==================================================

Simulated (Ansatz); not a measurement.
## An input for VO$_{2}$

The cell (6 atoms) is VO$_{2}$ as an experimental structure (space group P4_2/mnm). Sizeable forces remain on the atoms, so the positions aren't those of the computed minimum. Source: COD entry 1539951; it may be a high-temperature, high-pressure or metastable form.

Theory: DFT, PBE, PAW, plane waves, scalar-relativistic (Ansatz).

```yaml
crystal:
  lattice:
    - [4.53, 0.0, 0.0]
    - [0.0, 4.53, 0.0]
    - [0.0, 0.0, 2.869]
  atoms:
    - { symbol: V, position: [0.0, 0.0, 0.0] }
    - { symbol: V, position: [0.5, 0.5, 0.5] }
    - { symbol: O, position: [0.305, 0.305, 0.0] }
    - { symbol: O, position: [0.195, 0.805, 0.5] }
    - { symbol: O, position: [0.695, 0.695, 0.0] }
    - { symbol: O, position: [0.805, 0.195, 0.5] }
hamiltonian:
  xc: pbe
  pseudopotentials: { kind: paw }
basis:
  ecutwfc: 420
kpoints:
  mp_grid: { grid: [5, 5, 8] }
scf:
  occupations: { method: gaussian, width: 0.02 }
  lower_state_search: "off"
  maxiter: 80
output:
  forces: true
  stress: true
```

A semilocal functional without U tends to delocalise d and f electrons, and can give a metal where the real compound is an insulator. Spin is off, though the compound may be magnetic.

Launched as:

==================================================

Required action: Restate the records word for word, keeping every line.

Response area:
Simulated (Ansatz); not a measurement.
## An input for VO$_{2}$

The cell (6 atoms) is VO$_{2}$ as an experimental structure (space group P4_2/mnm). Sizeable forces remain on the atoms, so the positions aren't those of the computed minimum. Source: COD entry 1539951; it may be a high-temperature, high-pressure or metastable form.

Theory: DFT, PBE, PAW, plane waves, scalar-relativistic (Ansatz).

```yaml
crystal:
  lattice:
    - [4.53, 0.0, 0.0]
    - [0.0, 4.53, 0.0]
    - [0.0, 0.0, 2.869]
  atoms:
    - { symbol: V, position: [0.0, 0.0, 0.0] }
    - { symbol: V, position: [0.5, 0.5, 0.5] }
    - { symbol: O, position: [0.305, 0.305, 0.0] }
    - { symbol: O, position: [0.195, 0.805, 0.5] }
    - { symbol: O, position: [0.695, 0.695, 0.0] }
    - { symbol: O, position: [0.805, 0.195, 0.5] }
hamiltonian:
  xc: pbe
  pseudopotentials: { kind: paw }
basis:
  ecutwfc: 420
kpoints:
  mp_grid: { grid: [5, 5, 8] }
scf:
  occupations: { method: gaussian, width: 0.02 }
  lower_state_search: "off"
  maxiter: 80
output:
  forces: true
  stress: true
```

A semilocal functional without U tends to delocalise d and f electrons, and can give a metal where the real compound is an insulator. Spin is off, though the compound may be magnetic.

Launched as:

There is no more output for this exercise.